The data »
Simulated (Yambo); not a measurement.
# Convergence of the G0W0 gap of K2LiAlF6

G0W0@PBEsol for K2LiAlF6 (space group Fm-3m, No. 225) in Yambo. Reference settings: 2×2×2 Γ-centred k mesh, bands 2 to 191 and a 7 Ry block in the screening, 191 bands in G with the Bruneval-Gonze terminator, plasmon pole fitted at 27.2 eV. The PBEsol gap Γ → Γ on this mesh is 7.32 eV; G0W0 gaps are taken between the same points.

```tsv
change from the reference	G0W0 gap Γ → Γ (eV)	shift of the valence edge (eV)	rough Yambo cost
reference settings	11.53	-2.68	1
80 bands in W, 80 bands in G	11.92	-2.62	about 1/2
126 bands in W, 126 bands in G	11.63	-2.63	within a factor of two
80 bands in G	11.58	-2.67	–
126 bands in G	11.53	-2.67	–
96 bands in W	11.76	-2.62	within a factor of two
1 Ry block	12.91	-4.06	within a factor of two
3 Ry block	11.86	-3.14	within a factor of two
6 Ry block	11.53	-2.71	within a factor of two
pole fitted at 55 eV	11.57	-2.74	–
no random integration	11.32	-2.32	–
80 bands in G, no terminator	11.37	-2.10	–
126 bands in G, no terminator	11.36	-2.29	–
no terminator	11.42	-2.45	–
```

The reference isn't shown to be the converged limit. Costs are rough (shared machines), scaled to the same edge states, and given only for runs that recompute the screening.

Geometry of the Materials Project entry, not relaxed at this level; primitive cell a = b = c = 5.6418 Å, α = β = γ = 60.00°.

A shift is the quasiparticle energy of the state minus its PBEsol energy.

Required action »
Set the lines down exactly, from the first line of the records to the line where "# Convergence of the G0W0 gap of K2LiAlF6" appears, with both ends kept.

Exercise result »
Simulated (Yambo); not a measurement.
# Convergence of the G0W0 gap of K2LiAlF6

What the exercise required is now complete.